Exercise> Reproduce the records exactly through the line with "cell and atoms".

Extracted information>
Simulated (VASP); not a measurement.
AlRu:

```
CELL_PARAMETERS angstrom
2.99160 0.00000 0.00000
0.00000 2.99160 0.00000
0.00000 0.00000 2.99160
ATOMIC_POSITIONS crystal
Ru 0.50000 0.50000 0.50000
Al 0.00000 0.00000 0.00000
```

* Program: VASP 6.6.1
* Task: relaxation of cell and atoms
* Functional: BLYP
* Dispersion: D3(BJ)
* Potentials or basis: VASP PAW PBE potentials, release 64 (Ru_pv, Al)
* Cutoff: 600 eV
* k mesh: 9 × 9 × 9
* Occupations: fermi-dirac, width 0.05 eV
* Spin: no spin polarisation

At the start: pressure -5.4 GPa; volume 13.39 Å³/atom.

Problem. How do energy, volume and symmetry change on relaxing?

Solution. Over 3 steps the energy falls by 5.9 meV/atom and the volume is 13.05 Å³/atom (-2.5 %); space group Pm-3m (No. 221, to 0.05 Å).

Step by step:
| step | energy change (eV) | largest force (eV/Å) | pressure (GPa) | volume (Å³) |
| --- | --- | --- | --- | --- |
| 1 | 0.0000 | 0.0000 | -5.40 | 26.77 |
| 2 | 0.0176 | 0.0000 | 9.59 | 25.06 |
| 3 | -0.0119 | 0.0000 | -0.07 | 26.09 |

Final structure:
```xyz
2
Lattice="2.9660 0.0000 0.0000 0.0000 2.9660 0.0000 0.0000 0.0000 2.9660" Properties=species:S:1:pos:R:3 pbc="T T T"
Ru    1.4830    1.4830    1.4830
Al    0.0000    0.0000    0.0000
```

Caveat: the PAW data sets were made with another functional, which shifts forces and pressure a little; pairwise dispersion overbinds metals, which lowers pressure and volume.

Task answer>
Simulated (VASP); not a measurement.
AlRu:

```
CELL_PARAMETERS angstrom
2.99160 0.00000 0.00000
0.00000 2.99160 0.00000
0.00000 0.00000 2.99160
ATOMIC_POSITIONS crystal
Ru 0.50000 0.50000 0.50000
Al 0.00000 0.00000 0.00000
```

* Program: VASP 6.6.1
* Task: relaxation of cell and atoms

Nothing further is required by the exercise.